Supplied data Block Start

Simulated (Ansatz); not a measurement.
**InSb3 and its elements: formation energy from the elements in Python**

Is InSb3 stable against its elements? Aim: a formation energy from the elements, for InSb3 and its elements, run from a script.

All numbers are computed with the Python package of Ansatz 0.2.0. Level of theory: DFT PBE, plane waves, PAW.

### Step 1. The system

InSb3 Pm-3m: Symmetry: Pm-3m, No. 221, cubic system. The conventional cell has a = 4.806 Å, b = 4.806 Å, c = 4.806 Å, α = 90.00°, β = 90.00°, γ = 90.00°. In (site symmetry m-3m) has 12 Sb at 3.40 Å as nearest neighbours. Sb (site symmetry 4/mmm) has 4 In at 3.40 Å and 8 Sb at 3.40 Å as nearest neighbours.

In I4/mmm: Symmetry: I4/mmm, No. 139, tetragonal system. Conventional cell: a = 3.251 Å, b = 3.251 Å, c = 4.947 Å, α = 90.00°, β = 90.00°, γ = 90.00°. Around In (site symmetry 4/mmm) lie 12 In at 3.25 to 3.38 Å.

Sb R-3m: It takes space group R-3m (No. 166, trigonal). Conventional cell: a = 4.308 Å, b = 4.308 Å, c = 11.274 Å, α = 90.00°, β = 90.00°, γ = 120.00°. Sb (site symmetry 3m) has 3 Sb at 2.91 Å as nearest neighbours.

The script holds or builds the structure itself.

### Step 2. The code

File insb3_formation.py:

Supplied data Block End

§ Activity
Give the data again, unchanged in every line.

§ Exercise output
Simulated (Ansatz); not a measurement.
**InSb3 and its elements: formation energy from the elements in Python**

Is InSb3 stable against its elements? Aim: a formation energy from the elements, for InSb3 and its elements, run from a script.

All numbers are computed with the Python package of Ansatz 0.2.0. Level of theory: DFT PBE, plane waves, PAW.

### Step 1. The system

InSb3 Pm-3m: Symmetry: Pm-3m, No. 221, cubic system. The conventional cell has a = 4.806 Å, b = 4.806 Å, c = 4.806 Å, α = 90.00°, β = 90.00°, γ = 90.00°. In (site symmetry m-3m) has 12 Sb at 3.40 Å as nearest neighbours. Sb (site symmetry 4/mmm) has 4 In at 3.40 Å and 8 Sb at 3.40 Å as nearest neighbours.

In I4/mmm: Symmetry: I4/mmm, No. 139, tetragonal system. Conventional cell: a = 3.251 Å, b = 3.251 Å, c = 4.947 Å, α = 90.00°, β = 90.00°, γ = 90.00°. Around In (site symmetry 4/mmm) lie 12 In at 3.25 to 3.38 Å.

Sb R-3m: It takes space group R-3m (No. 166, trigonal). Conventional cell: a = 4.308 Å, b = 4.308 Å, c = 11.274 Å, α = 90.00°, β = 90.00°, γ = 120.00°. Sb (site symmetry 3m) has 3 Sb at 2.91 Å as nearest neighbours.

The script holds or builds the structure itself.

### Step 2. The code

File insb3_formation.py:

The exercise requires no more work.